# [SUPPLIED DATA]
○ ○ ○ ○

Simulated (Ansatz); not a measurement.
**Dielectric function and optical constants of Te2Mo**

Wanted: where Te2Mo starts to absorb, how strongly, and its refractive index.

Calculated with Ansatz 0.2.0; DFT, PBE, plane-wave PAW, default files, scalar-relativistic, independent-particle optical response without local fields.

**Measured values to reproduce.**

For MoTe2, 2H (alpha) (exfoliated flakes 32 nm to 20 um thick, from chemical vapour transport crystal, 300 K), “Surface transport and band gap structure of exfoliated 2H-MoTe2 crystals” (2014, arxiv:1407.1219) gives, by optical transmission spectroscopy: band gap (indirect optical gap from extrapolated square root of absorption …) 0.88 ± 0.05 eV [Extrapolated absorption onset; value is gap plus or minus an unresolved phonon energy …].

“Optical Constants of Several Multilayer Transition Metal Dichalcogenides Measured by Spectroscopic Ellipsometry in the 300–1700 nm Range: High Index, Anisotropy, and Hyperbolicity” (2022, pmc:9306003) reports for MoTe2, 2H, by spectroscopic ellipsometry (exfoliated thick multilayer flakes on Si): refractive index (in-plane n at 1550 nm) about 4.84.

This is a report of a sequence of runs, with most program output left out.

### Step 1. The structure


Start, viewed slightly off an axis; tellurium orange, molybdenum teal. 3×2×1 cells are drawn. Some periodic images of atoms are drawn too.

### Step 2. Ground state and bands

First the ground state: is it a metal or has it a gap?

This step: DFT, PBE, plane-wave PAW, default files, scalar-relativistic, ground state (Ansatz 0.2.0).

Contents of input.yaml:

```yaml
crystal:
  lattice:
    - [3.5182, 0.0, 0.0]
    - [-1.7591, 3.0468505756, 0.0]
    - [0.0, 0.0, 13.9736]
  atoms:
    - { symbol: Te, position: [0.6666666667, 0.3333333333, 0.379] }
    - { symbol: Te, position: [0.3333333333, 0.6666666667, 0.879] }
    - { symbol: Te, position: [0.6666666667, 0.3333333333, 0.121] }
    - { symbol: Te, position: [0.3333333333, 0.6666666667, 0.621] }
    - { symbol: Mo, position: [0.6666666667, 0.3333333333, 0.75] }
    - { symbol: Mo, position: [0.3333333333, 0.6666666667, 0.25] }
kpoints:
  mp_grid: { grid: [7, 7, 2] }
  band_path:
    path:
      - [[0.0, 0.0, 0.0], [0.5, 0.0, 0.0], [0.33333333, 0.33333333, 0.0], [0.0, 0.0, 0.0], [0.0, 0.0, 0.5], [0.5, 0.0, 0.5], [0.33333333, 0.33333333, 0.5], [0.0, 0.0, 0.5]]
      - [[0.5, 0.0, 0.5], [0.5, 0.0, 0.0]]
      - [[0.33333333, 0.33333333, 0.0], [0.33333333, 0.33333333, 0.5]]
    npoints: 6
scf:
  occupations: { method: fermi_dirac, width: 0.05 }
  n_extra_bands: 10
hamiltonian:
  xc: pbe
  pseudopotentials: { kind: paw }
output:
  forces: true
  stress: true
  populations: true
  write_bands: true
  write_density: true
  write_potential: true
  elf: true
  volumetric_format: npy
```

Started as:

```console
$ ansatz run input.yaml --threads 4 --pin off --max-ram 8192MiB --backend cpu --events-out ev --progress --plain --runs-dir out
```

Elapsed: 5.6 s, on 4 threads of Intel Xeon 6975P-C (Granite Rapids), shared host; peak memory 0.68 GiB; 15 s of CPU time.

○ ○ ○ ○

Your task is to set down again, exactly, every line from the beginning of the listing through the line with "values to reproduce.**".

Simulated (Ansatz); not a measurement.
**Dielectric function and optical constants of Te2Mo**

Wanted: where Te2Mo starts to absorb, how strongly, and its refractive index.

Calculated with Ansatz 0.2.0; DFT, PBE, plane-wave PAW, default files, scalar-relativistic, independent-particle optical response without local fields.

**Measured values to reproduce.**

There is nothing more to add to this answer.